----- Record excerpts
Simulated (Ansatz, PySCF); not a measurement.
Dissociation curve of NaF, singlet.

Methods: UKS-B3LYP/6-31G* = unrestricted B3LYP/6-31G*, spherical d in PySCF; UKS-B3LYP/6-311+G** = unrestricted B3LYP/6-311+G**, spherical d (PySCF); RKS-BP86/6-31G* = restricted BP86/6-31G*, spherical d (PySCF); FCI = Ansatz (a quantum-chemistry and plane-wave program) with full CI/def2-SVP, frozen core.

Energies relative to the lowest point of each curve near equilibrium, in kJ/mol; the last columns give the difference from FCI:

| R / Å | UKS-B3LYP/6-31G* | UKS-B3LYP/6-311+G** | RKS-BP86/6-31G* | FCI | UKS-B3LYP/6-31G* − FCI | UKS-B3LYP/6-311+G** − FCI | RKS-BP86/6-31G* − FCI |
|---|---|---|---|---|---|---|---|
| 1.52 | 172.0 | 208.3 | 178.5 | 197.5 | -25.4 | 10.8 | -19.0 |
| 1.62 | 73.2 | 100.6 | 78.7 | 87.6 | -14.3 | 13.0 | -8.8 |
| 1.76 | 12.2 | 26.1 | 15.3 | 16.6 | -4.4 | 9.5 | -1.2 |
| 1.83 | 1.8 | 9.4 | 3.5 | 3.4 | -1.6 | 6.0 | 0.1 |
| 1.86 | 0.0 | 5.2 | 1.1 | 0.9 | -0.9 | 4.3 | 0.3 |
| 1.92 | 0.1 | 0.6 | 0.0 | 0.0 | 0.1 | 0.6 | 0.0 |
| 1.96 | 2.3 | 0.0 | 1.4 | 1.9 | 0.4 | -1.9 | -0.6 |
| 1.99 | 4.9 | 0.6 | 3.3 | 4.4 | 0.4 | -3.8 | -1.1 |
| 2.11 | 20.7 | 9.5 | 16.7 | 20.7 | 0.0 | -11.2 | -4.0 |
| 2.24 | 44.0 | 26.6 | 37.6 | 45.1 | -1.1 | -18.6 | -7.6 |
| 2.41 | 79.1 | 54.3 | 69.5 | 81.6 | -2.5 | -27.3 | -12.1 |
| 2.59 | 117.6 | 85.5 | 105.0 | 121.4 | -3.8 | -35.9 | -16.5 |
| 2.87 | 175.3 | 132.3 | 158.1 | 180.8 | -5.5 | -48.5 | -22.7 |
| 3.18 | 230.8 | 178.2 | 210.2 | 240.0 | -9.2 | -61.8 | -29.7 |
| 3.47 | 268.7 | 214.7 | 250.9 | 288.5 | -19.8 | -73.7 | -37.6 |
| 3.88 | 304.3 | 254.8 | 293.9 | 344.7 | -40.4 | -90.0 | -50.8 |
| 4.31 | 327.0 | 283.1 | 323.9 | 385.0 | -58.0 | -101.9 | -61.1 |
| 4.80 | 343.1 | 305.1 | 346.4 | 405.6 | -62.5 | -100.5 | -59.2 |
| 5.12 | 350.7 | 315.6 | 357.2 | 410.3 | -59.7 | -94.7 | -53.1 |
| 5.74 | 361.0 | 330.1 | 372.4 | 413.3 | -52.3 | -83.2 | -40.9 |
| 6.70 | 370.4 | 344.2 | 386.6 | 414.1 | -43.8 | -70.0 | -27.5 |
----------

■ Activity: Please reproduce, exactly as they appear above, the lines from the line containing "0.4 | -3.8 | -1.1 |" up to and including the line containing "-48.5 | -22.7 |".

■ Your response:
| 1.99 | 4.9 | 0.6 | 3.3 | 4.4 | 0.4 | -3.8 | -1.1 |
| 2.11 | 20.7 | 9.5 | 16.7 | 20.7 | 0.0 | -11.2 | -4.0 |
| 2.24 | 44.0 | 26.6 | 37.6 | 45.1 | -1.1 | -18.6 | -7.6 |
| 2.41 | 79.1 | 54.3 | 69.5 | 81.6 | -2.5 | -27.3 | -12.1 |
| 2.59 | 117.6 | 85.5 | 105.0 | 121.4 | -3.8 | -35.9 | -16.5 |
| 2.87 | 175.3 | 132.3 | 158.1 | 180.8 | -5.5 | -48.5 | -22.7 |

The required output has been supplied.